ASSIGNMENT>
Nothing past the line containing "-0.372 eV |" belongs in the output. Copy exactly every line of the data below from the first up to and including it.

· · · · ·

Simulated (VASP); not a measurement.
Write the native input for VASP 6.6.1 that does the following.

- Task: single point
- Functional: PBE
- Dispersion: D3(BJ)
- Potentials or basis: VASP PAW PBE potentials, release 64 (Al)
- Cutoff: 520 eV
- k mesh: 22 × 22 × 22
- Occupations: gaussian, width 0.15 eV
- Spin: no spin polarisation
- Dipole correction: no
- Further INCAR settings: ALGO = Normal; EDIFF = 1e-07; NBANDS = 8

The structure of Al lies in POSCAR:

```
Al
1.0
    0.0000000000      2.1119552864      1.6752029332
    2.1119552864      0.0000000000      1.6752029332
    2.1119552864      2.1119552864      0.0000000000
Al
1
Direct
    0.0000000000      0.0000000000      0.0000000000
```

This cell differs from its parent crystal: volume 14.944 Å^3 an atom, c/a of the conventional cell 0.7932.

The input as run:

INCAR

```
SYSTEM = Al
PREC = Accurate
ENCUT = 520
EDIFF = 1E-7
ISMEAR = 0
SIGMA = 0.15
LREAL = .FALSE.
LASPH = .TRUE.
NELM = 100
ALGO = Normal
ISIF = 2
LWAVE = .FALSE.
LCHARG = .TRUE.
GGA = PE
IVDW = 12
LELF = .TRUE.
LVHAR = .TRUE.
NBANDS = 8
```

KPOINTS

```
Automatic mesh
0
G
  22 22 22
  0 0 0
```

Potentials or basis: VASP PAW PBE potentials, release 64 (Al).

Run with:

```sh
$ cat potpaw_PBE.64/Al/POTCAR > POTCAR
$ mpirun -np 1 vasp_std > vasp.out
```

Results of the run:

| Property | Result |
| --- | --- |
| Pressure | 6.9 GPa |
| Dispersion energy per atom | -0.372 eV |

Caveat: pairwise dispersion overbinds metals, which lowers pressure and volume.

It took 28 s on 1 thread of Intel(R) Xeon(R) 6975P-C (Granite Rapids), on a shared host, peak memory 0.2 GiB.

· · · · ·

TASK RESULT>
Simulated (VASP); not a measurement.
Write the native input for VASP 6.6.1 that does the following.

- Task: single point
- Functional: PBE
- Dispersion: D3(BJ)
- Potentials or basis: VASP PAW PBE potentials, release 64 (Al)
- Cutoff: 520 eV
- k mesh: 22 × 22 × 22
- Occupations: gaussian, width 0.15 eV
- Spin: no spin polarisation
- Dipole correction: no
- Further INCAR settings: ALGO = Normal; EDIFF = 1e-07; NBANDS = 8

The structure of Al lies in POSCAR:

```
Al
1.0
    0.0000000000      2.1119552864      1.6752029332
    2.1119552864      0.0000000000      1.6752029332
    2.1119552864      2.1119552864      0.0000000000
Al
1
Direct
    0.0000000000      0.0000000000      0.0000000000
```

This cell differs from its parent crystal: volume 14.944 Å^3 an atom, c/a of the conventional cell 0.7932.

The input as run:

INCAR

```
SYSTEM = Al
PREC = Accurate
ENCUT = 520
EDIFF = 1E-7
ISMEAR = 0
SIGMA = 0.15
LREAL = .FALSE.
LASPH = .TRUE.
NELM = 100
ALGO = Normal
ISIF = 2
LWAVE = .FALSE.
LCHARG = .TRUE.
GGA = PE
IVDW = 12
LELF = .TRUE.
LVHAR = .TRUE.
NBANDS = 8
```

KPOINTS

```
Automatic mesh
0
G
  22 22 22
  0 0 0
```

Potentials or basis: VASP PAW PBE potentials, release 64 (Al).

Run with:

```sh
$ cat potpaw_PBE.64/Al/POTCAR > POTCAR
$ mpirun -np 1 vasp_std > vasp.out
```

Results of the run:

| Property | Result |
| --- | --- |
| Pressure | 6.9 GPa |
| Dispersion energy per atom | -0.372 eV |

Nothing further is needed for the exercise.